**Work task:** Every entry below is to be copied exactly, with nothing omitted.

►
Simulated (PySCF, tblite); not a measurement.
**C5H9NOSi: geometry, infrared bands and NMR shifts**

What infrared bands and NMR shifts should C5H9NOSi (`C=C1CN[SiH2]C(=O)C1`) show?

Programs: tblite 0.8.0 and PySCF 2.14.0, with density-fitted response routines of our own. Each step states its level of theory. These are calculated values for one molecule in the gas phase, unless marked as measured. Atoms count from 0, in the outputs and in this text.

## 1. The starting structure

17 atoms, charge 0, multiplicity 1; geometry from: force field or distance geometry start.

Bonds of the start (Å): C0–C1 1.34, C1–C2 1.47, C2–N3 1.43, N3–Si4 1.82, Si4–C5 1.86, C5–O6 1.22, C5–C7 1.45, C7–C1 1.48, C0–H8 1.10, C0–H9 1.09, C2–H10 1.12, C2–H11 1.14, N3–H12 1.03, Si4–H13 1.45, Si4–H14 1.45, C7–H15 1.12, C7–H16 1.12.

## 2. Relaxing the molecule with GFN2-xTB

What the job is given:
◄

**Written solution:**
Simulated (PySCF, tblite); not a measurement.
**C5H9NOSi: geometry, infrared bands and NMR shifts**

What infrared bands and NMR shifts should C5H9NOSi (`C=C1CN[SiH2]C(=O)C1`) show?

Programs: tblite 0.8.0 and PySCF 2.14.0, with density-fitted response routines of our own. Each step states its level of theory. These are calculated values for one molecule in the gas phase, unless marked as measured. Atoms count from 0, in the outputs and in this text.

## 1. The starting structure

17 atoms, charge 0, multiplicity 1; geometry from: force field or distance geometry start.

Bonds of the start (Å): C0–C1 1.34, C1–C2 1.47, C2–N3 1.43, N3–Si4 1.82, Si4–C5 1.86, C5–O6 1.22, C5–C7 1.45, C7–C1 1.48, C0–H8 1.10, C0–H9 1.09, C2–H10 1.12, C2–H11 1.14, N3–H12 1.03, Si4–H13 1.45, Si4–H14 1.45, C7–H15 1.12, C7–H16 1.12.

## 2. Relaxing the molecule with GFN2-xTB

What the job is given:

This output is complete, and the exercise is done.